→ **REQUIREMENT**
Go through the data from its first line and retype each line, stopping once the line containing "GPa | 1.2 GPa |" has been retyped.

→ **DATASET ENTRIES**
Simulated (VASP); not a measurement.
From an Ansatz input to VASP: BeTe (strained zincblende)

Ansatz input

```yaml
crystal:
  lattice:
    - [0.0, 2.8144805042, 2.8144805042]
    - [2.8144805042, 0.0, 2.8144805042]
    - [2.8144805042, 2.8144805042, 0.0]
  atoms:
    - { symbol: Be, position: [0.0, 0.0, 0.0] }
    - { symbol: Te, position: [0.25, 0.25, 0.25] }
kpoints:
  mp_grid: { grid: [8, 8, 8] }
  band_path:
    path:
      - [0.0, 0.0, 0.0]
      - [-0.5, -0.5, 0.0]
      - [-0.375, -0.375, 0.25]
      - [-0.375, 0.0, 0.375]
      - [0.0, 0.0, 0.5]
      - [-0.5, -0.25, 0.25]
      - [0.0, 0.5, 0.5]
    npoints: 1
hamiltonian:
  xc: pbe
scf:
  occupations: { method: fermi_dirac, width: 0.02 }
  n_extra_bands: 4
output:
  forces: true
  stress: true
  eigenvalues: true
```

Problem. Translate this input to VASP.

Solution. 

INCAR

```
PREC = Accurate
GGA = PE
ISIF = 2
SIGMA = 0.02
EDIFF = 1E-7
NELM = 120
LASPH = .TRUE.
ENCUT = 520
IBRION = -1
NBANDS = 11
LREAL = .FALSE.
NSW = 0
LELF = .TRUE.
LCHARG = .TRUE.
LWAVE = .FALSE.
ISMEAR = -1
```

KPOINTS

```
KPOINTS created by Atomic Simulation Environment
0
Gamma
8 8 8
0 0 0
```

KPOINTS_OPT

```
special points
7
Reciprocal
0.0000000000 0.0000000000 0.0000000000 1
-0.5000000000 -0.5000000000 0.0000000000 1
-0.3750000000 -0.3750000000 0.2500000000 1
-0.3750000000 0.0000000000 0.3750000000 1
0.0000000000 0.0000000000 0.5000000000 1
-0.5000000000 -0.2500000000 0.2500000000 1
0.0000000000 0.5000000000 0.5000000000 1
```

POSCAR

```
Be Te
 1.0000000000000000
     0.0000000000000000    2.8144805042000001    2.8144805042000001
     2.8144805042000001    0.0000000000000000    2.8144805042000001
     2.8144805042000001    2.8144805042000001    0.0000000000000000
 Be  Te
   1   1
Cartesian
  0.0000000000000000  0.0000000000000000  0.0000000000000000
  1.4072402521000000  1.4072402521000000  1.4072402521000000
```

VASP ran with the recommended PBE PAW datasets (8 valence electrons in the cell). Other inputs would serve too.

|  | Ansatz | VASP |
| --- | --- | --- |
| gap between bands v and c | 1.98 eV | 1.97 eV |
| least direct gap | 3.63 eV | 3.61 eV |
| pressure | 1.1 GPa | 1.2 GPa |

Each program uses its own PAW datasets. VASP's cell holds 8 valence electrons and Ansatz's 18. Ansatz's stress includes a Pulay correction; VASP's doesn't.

→ **WORKED SOLUTION**
Simulated (VASP); not a measurement.
From an Ansatz input to VASP: BeTe (strained zincblende)

Ansatz input

```yaml
crystal:
  lattice:
    - [0.0, 2.8144805042, 2.8144805042]
    - [2.8144805042, 0.0, 2.8144805042]
    - [2.8144805042, 2.8144805042, 0.0]
  atoms:
    - { symbol: Be, position: [0.0, 0.0, 0.0] }
    - { symbol: Te, position: [0.25, 0.25, 0.25] }
kpoints:
  mp_grid: { grid: [8, 8, 8] }
  band_path:
    path:
      - [0.0, 0.0, 0.0]
      - [-0.5, -0.5, 0.0]
      - [-0.375, -0.375, 0.25]
      - [-0.375, 0.0, 0.375]
      - [0.0, 0.0, 0.5]
      - [-0.5, -0.25, 0.25]
      - [0.0, 0.5, 0.5]
    npoints: 1
hamiltonian:
  xc: pbe
scf:
  occupations: { method: fermi_dirac, width: 0.02 }
  n_extra_bands: 4
output:
  forces: true
  stress: true
  eigenvalues: true
```

Problem. Translate this input to VASP.

Solution. 

INCAR

```
PREC = Accurate
GGA = PE
ISIF = 2
SIGMA = 0.02
EDIFF = 1E-7
NELM = 120
LASPH = .TRUE.
ENCUT = 520
IBRION = -1
NBANDS = 11
LREAL = .FALSE.
NSW = 0
LELF = .TRUE.
LCHARG = .TRUE.
LWAVE = .FALSE.
ISMEAR = -1
```

KPOINTS

```
KPOINTS created by Atomic Simulation Environment
0
Gamma
8 8 8
0 0 0
```

KPOINTS_OPT

```
special points
7
Reciprocal
0.0000000000 0.0000000000 0.0000000000 1
-0.5000000000 -0.5000000000 0.0000000000 1
-0.3750000000 -0.3750000000 0.2500000000 1
-0.3750000000 0.0000000000 0.3750000000 1
0.0000000000 0.0000000000 0.5000000000 1
-0.5000000000 -0.2500000000 0.2500000000 1
0.0000000000 0.5000000000 0.5000000000 1
```

POSCAR

```
Be Te
 1.0000000000000000
     0.0000000000000000    2.8144805042000001    2.8144805042000001
     2.8144805042000001    0.0000000000000000    2.8144805042000001
     2.8144805042000001    2.8144805042000001    0.0000000000000000
 Be  Te
   1   1
Cartesian
  0.0000000000000000  0.0000000000000000  0.0000000000000000
  1.4072402521000000  1.4072402521000000  1.4072402521000000
```

VASP ran with the recommended PBE PAW datasets (8 valence electrons in the cell). Other inputs would serve too.

|  | Ansatz | VASP |
| --- | --- | --- |
| gap between bands v and c | 1.98 eV | 1.97 eV |
| least direct gap | 3.63 eV | 3.61 eV |
| pressure | 1.1 GPa | 1.2 GPa |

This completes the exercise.